===============

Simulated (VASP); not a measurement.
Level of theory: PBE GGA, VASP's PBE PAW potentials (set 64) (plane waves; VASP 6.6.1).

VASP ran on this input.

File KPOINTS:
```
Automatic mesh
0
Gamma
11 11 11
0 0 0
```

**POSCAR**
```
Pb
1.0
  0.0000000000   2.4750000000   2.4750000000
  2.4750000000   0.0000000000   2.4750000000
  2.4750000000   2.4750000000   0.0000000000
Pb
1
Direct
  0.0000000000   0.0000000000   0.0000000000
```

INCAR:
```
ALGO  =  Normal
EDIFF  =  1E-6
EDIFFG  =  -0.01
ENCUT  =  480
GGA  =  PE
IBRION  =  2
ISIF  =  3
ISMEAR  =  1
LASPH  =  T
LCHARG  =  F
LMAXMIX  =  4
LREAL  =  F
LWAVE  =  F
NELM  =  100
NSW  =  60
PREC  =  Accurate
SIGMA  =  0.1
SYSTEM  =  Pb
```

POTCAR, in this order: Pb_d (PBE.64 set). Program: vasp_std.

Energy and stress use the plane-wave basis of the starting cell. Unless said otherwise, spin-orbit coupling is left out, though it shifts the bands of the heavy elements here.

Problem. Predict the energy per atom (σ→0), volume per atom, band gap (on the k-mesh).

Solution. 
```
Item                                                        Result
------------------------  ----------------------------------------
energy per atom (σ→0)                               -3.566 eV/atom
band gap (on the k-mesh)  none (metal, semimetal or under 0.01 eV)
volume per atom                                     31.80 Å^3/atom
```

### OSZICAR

===============

• **EXERCISE**: Keeping every word in place, restate the entries above.

• **ANSWER SECTION**:
Simulated (VASP); not a measurement.
Level of theory: PBE GGA, VASP's PBE PAW potentials (set 64) (plane waves; VASP 6.6.1).

VASP ran on this input.

File KPOINTS:
```
Automatic mesh
0
Gamma
11 11 11
0 0 0
```

**POSCAR**
```
Pb
1.0
  0.0000000000   2.4750000000   2.4750000000
  2.4750000000   0.0000000000   2.4750000000
  2.4750000000   2.4750000000   0.0000000000
Pb
1
Direct
  0.0000000000   0.0000000000   0.0000000000
```

INCAR:
```
ALGO  =  Normal
EDIFF  =  1E-6
EDIFFG  =  -0.01
ENCUT  =  480
GGA  =  PE
IBRION  =  2
ISIF  =  3
ISMEAR  =  1
LASPH  =  T
LCHARG  =  F
LMAXMIX  =  4
LREAL  =  F
LWAVE  =  F
NELM  =  100
NSW  =  60
PREC  =  Accurate
SIGMA  =  0.1
SYSTEM  =  Pb
```

POTCAR, in this order: Pb_d (PBE.64 set). Program: vasp_std.

Energy and stress use the plane-wave basis of the starting cell. Unless said otherwise, spin-orbit coupling is left out, though it shifts the bands of the heavy elements here.

Problem. Predict the energy per atom (σ→0), volume per atom, band gap (on the k-mesh).

Solution. 
```
Item                                                        Result
------------------------  ----------------------------------------
energy per atom (σ→0)                               -3.566 eV/atom
band gap (on the k-mesh)  none (metal, semimetal or under 0.01 eV)
volume per atom                                     31.80 Å^3/atom
```

### OSZICAR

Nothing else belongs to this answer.